[Dataset extract Boundary: Start]

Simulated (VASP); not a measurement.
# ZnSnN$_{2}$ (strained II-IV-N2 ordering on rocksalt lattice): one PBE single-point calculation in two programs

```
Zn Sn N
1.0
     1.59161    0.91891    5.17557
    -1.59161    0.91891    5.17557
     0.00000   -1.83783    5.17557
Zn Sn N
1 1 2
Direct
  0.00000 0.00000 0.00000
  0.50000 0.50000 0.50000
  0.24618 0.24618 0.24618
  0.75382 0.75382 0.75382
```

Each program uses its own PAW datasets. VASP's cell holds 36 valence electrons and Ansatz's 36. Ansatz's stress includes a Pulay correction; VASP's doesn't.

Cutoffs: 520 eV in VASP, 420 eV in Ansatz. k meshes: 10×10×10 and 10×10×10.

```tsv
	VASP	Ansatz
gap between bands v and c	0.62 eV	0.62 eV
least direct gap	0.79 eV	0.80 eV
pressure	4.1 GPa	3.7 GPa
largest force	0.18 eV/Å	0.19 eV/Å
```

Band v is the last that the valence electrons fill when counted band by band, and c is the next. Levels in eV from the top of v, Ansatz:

[Dataset extract Boundary: End]

**Action item**. Transcribe verbatim. Cover the lines from the first line of the entries above to the line containing "Cutoffs: 520 eV", inclusive.

**Answer section**.
Simulated (VASP); not a measurement.
# ZnSnN$_{2}$ (strained II-IV-N2 ordering on rocksalt lattice): one PBE single-point calculation in two programs

```
Zn Sn N
1.0
     1.59161    0.91891    5.17557
    -1.59161    0.91891    5.17557
     0.00000   -1.83783    5.17557
Zn Sn N
1 1 2
Direct
  0.00000 0.00000 0.00000
  0.50000 0.50000 0.50000
  0.24618 0.24618 0.24618
  0.75382 0.75382 0.75382
```

Each program uses its own PAW datasets. VASP's cell holds 36 valence electrons and Ansatz's 36. Ansatz's stress includes a Pulay correction; VASP's doesn't.

Cutoffs: 520 eV in VASP, 420 eV in Ansatz. k meshes: 10×10×10 and 10×10×10.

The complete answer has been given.